No record may be omitted; give all of them again exactly.

+ + + +

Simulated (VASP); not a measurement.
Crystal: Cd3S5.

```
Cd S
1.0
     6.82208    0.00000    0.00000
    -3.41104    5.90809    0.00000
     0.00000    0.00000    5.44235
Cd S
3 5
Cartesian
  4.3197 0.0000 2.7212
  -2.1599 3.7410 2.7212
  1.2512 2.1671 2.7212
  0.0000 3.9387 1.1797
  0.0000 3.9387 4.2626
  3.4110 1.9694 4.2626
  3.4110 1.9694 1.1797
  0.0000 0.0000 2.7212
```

+ + + +

▶ [RESULT]:
Simulated (VASP); not a measurement.
Crystal: Cd3S5.

```
Cd S
1.0
     6.82208    0.00000    0.00000
    -3.41104    5.90809    0.00000
     0.00000    0.00000    5.44235
Cd S
3 5
Cartesian
  4.3197 0.0000 2.7212
  -2.1599 3.7410 2.7212
  1.2512 2.1671 2.7212
  0.0000 3.9387 1.1797
  0.0000 3.9387 4.2626
  3.4110 1.9694 4.2626
  3.4110 1.9694 1.1797
  0.0000 0.0000 2.7212
```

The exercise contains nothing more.